## Requirement
Beginning at the top of the listing, repeat each line exactly until the line with "waves, PAW |" has been repeated too.

## Extracted material
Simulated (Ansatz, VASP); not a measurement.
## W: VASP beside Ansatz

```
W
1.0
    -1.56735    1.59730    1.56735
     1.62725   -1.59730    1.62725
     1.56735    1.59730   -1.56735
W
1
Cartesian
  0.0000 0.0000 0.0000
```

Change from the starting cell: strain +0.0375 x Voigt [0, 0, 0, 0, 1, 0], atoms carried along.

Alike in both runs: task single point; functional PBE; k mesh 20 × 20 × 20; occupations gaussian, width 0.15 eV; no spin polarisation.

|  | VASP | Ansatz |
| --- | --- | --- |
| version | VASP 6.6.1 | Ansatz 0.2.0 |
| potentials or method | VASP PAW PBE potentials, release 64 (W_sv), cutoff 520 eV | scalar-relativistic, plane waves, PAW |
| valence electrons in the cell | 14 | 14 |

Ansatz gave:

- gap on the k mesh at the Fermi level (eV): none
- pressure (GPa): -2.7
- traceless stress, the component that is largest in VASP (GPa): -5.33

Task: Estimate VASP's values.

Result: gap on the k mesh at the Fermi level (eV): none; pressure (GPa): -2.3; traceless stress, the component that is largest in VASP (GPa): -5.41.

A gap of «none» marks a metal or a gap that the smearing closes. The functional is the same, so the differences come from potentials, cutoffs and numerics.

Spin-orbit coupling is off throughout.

## Response box
Simulated (Ansatz, VASP); not a measurement.
## W: VASP beside Ansatz

```
W
1.0
    -1.56735    1.59730    1.56735
     1.62725   -1.59730    1.62725
     1.56735    1.59730   -1.56735
W
1
Cartesian
  0.0000 0.0000 0.0000
```

Change from the starting cell: strain +0.0375 x Voigt [0, 0, 0, 0, 1, 0], atoms carried along.

Alike in both runs: task single point; functional PBE; k mesh 20 × 20 × 20; occupations gaussian, width 0.15 eV; no spin polarisation.

|  | VASP | Ansatz |
| --- | --- | --- |
| version | VASP 6.6.1 | Ansatz 0.2.0 |
| potentials or method | VASP PAW PBE potentials, release 64 (W_sv), cutoff 520 eV | scalar-relativistic, plane waves, PAW |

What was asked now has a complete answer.